## BRIEF
After finding the line containing "[Logs are printed" below, please output that line and each following one through the line containing "[Hosts, paths, dates, database", exactly as written.

[DATA PROVIDED]

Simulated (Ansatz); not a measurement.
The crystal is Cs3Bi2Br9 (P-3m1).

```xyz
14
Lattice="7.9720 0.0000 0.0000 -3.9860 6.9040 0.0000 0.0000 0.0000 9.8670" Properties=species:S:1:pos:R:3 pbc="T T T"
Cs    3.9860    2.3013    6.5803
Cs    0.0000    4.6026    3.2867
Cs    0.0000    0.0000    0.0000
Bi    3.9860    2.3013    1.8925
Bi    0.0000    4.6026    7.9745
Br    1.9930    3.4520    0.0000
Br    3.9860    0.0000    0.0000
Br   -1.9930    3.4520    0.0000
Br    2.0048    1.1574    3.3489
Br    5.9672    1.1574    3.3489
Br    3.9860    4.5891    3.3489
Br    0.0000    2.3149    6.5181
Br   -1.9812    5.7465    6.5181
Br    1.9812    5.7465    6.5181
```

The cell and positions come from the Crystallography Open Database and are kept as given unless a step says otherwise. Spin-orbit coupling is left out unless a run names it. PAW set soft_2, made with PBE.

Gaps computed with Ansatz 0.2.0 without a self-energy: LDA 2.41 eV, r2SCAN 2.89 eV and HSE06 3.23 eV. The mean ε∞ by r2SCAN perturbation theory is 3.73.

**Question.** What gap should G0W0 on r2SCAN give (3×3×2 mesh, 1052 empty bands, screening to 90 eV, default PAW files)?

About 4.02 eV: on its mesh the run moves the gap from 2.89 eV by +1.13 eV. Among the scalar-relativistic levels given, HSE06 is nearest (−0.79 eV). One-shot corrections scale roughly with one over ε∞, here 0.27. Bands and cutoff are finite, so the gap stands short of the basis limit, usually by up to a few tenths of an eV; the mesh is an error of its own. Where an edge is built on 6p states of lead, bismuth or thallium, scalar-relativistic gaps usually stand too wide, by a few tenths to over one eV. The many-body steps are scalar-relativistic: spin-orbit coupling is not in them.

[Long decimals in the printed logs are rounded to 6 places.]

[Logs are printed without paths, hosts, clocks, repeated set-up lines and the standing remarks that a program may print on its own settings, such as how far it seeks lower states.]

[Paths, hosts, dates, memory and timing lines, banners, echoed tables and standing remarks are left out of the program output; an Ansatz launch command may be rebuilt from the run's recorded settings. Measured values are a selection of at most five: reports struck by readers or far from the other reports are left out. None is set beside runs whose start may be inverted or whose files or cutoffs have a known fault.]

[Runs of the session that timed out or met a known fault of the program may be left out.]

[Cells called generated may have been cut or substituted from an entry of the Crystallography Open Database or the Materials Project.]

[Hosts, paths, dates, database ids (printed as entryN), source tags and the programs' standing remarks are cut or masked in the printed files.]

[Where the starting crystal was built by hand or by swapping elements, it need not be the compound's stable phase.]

[/DATA PROVIDED]

## TASK RESULT
[Logs are printed without paths, hosts, clocks, repeated set-up lines and the standing remarks that a program may print on its own settings, such as how far it seeks lower states.]

[Paths, hosts, dates, memory and timing lines, banners, echoed tables and standing remarks are left out of the program output; an Ansatz launch command may be rebuilt from the run's recorded settings. Measured values are a selection of at most five: reports struck by readers or far from the other reports are left out. None is set beside runs whose start may be inverted or whose files or cutoffs have a known fault.]

[Runs of the session that timed out or met a known fault of the program may be left out.]

[Cells called generated may have been cut or substituted from an entry of the Crystallography Open Database or the Materials Project.]

[Hosts, paths, dates, database ids (printed as entryN), source tags and the programs' standing remarks are cut or masked in the printed files.]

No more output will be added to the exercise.